Work instruction >>
Transcribe exactly the first line of the listing below and each line that follows it, ending with the line that contains "Fe, space group", and omit the remainder.

Extracted data >>
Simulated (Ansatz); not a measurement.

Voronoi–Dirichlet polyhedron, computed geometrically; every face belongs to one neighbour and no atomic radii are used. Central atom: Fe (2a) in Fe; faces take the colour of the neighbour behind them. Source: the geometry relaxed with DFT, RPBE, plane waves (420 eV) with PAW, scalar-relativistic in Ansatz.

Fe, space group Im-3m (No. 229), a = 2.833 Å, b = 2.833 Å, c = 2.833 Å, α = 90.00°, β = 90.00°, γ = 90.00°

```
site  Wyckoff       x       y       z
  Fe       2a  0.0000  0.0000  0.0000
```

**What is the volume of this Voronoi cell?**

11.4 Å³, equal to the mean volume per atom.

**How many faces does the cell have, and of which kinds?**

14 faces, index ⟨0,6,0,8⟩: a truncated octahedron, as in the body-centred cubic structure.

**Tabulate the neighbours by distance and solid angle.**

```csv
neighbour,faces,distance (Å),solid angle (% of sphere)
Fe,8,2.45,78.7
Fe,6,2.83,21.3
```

Exercise output >>
Simulated (Ansatz); not a measurement.

Voronoi–Dirichlet polyhedron, computed geometrically; every face belongs to one neighbour and no atomic radii are used. Central atom: Fe (2a) in Fe; faces take the colour of the neighbour behind them. Source: the geometry relaxed with DFT, RPBE, plane waves (420 eV) with PAW, scalar-relativistic in Ansatz.

Fe, space group Im-3m (No. 229), a = 2.833 Å, b = 2.833 Å, c = 2.833 Å, α = 90.00°, β = 90.00°, γ = 90.00°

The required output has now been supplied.